EXERCISE. Your output should be the entries below, from the first line up to and including the line with "The 7 runs differ", reproduced exactly and with no other lines.

PROVIDED RECORDS.
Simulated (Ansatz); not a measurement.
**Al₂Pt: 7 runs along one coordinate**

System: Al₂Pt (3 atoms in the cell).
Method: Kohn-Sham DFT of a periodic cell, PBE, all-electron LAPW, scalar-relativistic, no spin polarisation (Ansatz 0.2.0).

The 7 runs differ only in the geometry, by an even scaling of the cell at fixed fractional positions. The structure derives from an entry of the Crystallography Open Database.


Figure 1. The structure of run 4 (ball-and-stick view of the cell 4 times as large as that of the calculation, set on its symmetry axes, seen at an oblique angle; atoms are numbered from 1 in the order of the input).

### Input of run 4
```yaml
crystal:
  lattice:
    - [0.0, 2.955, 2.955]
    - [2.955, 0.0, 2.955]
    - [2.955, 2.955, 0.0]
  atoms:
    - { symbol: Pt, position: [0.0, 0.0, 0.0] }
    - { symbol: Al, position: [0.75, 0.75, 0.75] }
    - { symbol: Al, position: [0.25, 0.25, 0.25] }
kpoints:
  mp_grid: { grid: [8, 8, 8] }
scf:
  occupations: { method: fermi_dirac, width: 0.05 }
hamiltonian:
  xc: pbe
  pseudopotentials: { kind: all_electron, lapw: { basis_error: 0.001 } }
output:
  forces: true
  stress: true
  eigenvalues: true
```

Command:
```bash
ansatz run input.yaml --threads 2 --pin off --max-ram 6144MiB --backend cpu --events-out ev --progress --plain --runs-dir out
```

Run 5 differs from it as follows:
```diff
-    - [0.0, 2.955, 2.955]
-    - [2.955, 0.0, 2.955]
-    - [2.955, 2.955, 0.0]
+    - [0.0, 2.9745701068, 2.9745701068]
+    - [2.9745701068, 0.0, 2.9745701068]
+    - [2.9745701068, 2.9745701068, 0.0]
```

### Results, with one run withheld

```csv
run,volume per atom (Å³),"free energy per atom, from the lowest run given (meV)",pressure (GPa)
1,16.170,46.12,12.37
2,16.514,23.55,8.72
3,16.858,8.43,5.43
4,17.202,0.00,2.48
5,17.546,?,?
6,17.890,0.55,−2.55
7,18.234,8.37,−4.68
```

REPLY.
Simulated (Ansatz); not a measurement.
**Al₂Pt: 7 runs along one coordinate**

System: Al₂Pt (3 atoms in the cell).
Method: Kohn-Sham DFT of a periodic cell, PBE, all-electron LAPW, scalar-relativistic, no spin polarisation (Ansatz 0.2.0).

The 7 runs differ only in the geometry, by an even scaling of the cell at fixed fractional positions. The structure derives from an entry of the Crystallography Open Database.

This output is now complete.